## Work item
Please output exactly the lines of the material from the first through the line containing "A term symbol", and nothing more.

** Information shown follows **
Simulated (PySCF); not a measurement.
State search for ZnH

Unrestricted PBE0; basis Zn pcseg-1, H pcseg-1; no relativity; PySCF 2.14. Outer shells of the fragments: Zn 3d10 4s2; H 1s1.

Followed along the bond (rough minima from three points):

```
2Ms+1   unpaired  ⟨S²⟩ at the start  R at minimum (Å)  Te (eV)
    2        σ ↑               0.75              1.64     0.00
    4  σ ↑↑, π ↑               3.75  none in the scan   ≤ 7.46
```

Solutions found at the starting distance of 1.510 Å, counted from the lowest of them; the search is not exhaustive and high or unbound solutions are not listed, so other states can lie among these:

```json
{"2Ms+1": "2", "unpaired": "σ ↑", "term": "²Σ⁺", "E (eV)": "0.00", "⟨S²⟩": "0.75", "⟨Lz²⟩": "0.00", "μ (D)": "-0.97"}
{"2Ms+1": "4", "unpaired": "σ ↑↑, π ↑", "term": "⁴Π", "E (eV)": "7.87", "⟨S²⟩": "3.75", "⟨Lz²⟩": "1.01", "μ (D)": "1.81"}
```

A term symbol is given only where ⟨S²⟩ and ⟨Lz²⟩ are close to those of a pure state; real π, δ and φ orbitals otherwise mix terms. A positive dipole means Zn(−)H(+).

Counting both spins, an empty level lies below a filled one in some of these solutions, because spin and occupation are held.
** End of Information shown **

## Solution
Simulated (PySCF); not a measurement.
State search for ZnH

Unrestricted PBE0; basis Zn pcseg-1, H pcseg-1; no relativity; PySCF 2.14. Outer shells of the fragments: Zn 3d10 4s2; H 1s1.

Followed along the bond (rough minima from three points):

```
2Ms+1   unpaired  ⟨S²⟩ at the start  R at minimum (Å)  Te (eV)
    2        σ ↑               0.75              1.64     0.00
    4  σ ↑↑, π ↑               3.75  none in the scan   ≤ 7.46
```

Solutions found at the starting distance of 1.510 Å, counted from the lowest of them; the search is not exhaustive and high or unbound solutions are not listed, so other states can lie among these:

```json
{"2Ms+1": "2", "unpaired": "σ ↑", "term": "²Σ⁺", "E (eV)": "0.00", "⟨S²⟩": "0.75", "⟨Lz²⟩": "0.00", "μ (D)": "-0.97"}
{"2Ms+1": "4", "unpaired": "σ ↑↑, π ↑", "term": "⁴Π", "E (eV)": "7.87", "⟨S²⟩": "3.75", "⟨Lz²⟩": "1.01", "μ (D)": "1.81"}
```

A term symbol is given only where ⟨S²⟩ and ⟨Lz²⟩ are close to those of a pure state; real π, δ and φ orbitals otherwise mix terms. A positive dipole means Zn(−)H(+).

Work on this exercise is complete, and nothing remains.